# [STORED DATA]
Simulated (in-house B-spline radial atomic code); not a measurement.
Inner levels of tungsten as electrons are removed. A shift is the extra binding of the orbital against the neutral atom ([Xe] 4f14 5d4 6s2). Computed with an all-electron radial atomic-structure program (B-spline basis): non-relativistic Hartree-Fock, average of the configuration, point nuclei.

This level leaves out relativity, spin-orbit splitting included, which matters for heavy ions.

# [ACTION ITEM]
Leaving nothing out, print each line above exactly.

# [WRITTEN SOLUTION]
Simulated (in-house B-spline radial atomic code); not a measurement.
Inner levels of tungsten as electrons are removed. A shift is the extra binding of the orbital against the neutral atom ([Xe] 4f14 5d4 6s2). Computed with an all-electron radial atomic-structure program (B-spline basis): non-relativistic Hartree-Fock, average of the configuration, point nuclei.

This level leaves out relativity, spin-orbit splitting included, which matters for heavy ions.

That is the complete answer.